Word for word, restate the lines of the data from the first through the one containing "Charge 0, singlet.", and nothing else.

==============================
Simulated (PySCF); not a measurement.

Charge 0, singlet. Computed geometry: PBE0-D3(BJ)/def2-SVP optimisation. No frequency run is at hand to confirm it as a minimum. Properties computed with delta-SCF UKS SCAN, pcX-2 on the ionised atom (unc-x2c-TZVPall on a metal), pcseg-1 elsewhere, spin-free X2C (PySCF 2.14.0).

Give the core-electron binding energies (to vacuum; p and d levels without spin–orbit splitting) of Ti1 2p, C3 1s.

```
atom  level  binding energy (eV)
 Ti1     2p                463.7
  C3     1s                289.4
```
==============================

#### Response box:
Simulated (PySCF); not a measurement.

Charge 0, singlet. Computed geometry: PBE0-D3(BJ)/def2-SVP optimisation. No frequency run is at hand to confirm it as a minimum. Properties computed with delta-SCF UKS SCAN, pcX-2 on the ionised atom (unc-x2c-TZVPall on a metal), pcseg-1 elsewhere, spin-free X2C (PySCF 2.14.0).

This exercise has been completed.